(INFORMATION SHOWN begins)

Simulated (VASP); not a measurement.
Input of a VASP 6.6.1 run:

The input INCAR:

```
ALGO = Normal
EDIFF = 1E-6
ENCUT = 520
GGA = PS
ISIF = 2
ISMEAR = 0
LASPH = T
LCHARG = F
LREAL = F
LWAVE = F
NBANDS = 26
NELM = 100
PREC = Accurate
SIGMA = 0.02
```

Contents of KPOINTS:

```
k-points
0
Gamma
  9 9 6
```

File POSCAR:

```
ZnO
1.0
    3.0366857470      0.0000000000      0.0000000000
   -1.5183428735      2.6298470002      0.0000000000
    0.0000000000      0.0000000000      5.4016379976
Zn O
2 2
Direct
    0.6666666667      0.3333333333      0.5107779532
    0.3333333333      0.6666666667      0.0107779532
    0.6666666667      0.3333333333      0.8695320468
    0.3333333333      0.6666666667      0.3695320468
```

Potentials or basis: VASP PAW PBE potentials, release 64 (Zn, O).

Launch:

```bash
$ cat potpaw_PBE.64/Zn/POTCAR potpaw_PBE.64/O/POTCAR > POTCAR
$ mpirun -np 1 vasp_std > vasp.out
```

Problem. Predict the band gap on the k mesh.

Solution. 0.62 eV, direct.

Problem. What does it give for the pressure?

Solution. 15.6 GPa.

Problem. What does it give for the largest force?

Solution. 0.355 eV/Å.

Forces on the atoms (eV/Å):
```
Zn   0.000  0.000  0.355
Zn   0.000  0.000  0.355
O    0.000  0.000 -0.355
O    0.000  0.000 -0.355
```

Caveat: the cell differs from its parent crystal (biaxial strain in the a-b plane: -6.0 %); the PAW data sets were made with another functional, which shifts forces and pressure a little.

(INFORMATION SHOWN ends)

* _ACTION ITEM_
Using the data above, repeat exactly the lines that begin at the line with "Potentials or basis: VASP" and end at the line with "Solution. 15.6 GPa.", both ends included.

* _TASK RESULT_
Potentials or basis: VASP PAW PBE potentials, release 64 (Zn, O).

Launch:

```bash
$ cat potpaw_PBE.64/Zn/POTCAR potpaw_PBE.64/O/POTCAR > POTCAR
$ mpirun -np 1 vasp_std > vasp.out
```

Problem. Predict the band gap on the k mesh.

Solution. 0.62 eV, direct.

Problem. What does it give for the pressure?

Solution. 15.6 GPa.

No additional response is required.